#### [ASSIGNMENT]
Give back the full listing exactly as written.

[DATA UNDER STUDY]

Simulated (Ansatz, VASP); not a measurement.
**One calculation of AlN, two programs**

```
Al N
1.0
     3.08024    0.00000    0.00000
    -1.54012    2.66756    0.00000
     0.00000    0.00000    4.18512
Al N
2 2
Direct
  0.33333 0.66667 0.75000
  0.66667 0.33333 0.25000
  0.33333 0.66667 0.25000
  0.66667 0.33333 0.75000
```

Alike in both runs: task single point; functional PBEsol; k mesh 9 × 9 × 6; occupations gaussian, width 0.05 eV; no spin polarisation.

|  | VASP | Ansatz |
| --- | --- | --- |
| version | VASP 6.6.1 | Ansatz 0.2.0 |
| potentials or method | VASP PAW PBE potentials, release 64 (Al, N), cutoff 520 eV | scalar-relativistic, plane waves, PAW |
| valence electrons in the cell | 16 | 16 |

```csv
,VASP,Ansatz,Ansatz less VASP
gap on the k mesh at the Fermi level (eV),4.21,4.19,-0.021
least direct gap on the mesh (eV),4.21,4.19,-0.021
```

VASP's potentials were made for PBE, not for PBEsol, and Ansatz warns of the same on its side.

[/DATA UNDER STUDY]

#### [RESULT]
Simulated (Ansatz, VASP); not a measurement.
**One calculation of AlN, two programs**

```
Al N
1.0
     3.08024    0.00000    0.00000
    -1.54012    2.66756    0.00000
     0.00000    0.00000    4.18512
Al N
2 2
Direct
  0.33333 0.66667 0.75000
  0.66667 0.33333 0.25000
  0.33333 0.66667 0.25000
  0.66667 0.33333 0.75000
```

Alike in both runs: task single point; functional PBEsol; k mesh 9 × 9 × 6; occupations gaussian, width 0.05 eV; no spin polarisation.

|  | VASP | Ansatz |
| --- | --- | --- |
| version | VASP 6.6.1 | Ansatz 0.2.0 |
| potentials or method | VASP PAW PBE potentials, release 64 (Al, N), cutoff 520 eV | scalar-relativistic, plane waves, PAW |
| valence electrons in the cell | 16 | 16 |

```csv
,VASP,Ansatz,Ansatz less VASP
gap on the k mesh at the Fermi level (eV),4.21,4.19,-0.021
least direct gap on the mesh (eV),4.21,4.19,-0.021
```

VASP's potentials were made for PBE, not for PBEsol, and Ansatz warns of the same on its side.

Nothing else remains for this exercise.